■ Work task ■
Each line of the listing below should be restated word for word.

■ Given entries ■
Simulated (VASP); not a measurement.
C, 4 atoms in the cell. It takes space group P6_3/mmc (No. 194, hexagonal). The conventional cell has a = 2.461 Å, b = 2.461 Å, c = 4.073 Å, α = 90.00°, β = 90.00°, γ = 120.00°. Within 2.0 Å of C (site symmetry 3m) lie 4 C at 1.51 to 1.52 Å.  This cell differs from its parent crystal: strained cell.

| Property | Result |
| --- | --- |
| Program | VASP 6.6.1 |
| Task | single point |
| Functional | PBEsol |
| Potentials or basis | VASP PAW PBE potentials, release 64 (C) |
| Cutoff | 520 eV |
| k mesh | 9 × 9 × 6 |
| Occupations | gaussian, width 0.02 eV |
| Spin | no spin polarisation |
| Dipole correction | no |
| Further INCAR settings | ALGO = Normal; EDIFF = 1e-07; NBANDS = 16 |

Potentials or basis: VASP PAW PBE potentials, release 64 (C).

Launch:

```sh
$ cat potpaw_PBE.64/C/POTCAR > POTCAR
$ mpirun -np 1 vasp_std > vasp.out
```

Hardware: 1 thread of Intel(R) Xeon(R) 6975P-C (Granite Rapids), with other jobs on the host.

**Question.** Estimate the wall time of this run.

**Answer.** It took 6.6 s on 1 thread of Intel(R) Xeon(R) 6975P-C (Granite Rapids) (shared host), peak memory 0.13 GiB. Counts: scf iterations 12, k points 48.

■ Task answer ■
Simulated (VASP); not a measurement.
C, 4 atoms in the cell. It takes space group P6_3/mmc (No. 194, hexagonal). The conventional cell has a = 2.461 Å, b = 2.461 Å, c = 4.073 Å, α = 90.00°, β = 90.00°, γ = 120.00°. Within 2.0 Å of C (site symmetry 3m) lie 4 C at 1.51 to 1.52 Å.  This cell differs from its parent crystal: strained cell.

| Property | Result |
| --- | --- |
| Program | VASP 6.6.1 |
| Task | single point |
| Functional | PBEsol |
| Potentials or basis | VASP PAW PBE potentials, release 64 (C) |
| Cutoff | 520 eV |
| k mesh | 9 × 9 × 6 |
| Occupations | gaussian, width 0.02 eV |
| Spin | no spin polarisation |
| Dipole correction | no |
| Further INCAR settings | ALGO = Normal; EDIFF = 1e-07; NBANDS = 16 |

Potentials or basis: VASP PAW PBE potentials, release 64 (C).

Launch:

```sh
$ cat potpaw_PBE.64/C/POTCAR > POTCAR
$ mpirun -np 1 vasp_std > vasp.out
```

Hardware: 1 thread of Intel(R) Xeon(R) 6975P-C (Granite Rapids), with other jobs on the host.

**Question.** Estimate the wall time of this run.

**Answer.** It took 6.6 s on 1 thread of Intel(R) Xeon(R) 6975P-C (Granite Rapids) (shared host), peak memory 0.13 GiB. Counts: scf iterations 12, k points 48.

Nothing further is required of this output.